How does the data below read from its first line through the line containing "DEVSIM, 1D drift-diffusion, Boltzmann"? Print those lines exactly.

• **Data extract**
::::::
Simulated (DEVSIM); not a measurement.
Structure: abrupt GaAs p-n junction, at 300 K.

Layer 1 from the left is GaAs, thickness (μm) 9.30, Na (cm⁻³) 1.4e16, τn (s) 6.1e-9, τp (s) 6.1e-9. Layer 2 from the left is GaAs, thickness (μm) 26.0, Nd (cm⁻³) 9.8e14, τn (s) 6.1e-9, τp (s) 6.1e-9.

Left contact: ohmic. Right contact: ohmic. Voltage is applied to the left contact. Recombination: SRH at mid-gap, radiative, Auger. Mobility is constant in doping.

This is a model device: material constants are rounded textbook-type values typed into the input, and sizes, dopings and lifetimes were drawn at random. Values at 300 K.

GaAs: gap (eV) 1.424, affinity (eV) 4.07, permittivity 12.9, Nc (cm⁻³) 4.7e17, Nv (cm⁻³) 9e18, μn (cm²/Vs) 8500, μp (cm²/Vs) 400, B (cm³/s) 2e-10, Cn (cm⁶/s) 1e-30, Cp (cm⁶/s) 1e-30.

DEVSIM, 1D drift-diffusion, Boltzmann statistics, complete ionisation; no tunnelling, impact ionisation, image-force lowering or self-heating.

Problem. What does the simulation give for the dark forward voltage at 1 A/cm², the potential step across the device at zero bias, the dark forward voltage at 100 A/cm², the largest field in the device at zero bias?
::::::

• **Problem solution**
Simulated (DEVSIM); not a measurement.
Structure: abrupt GaAs p-n junction, at 300 K.

Layer 1 from the left is GaAs, thickness (μm) 9.30, Na (cm⁻³) 1.4e16, τn (s) 6.1e-9, τp (s) 6.1e-9. Layer 2 from the left is GaAs, thickness (μm) 26.0, Nd (cm⁻³) 9.8e14, τn (s) 6.1e-9, τp (s) 6.1e-9.

Left contact: ohmic. Right contact: ohmic. Voltage is applied to the left contact. Recombination: SRH at mid-gap, radiative, Auger. Mobility is constant in doping.

This is a model device: material constants are rounded textbook-type values typed into the input, and sizes, dopings and lifetimes were drawn at random. Values at 300 K.

GaAs: gap (eV) 1.424, affinity (eV) 4.07, permittivity 12.9, Nc (cm⁻³) 4.7e17, Nv (cm⁻³) 9e18, μn (cm²/Vs) 8500, μp (cm²/Vs) 400, B (cm³/s) 2e-10, Cn (cm⁶/s) 1e-30, Cp (cm⁶/s) 1e-30.

DEVSIM, 1D drift-diffusion, Boltzmann statistics, complete ionisation; no tunnelling, impact ionisation, image-force lowering or self-heating.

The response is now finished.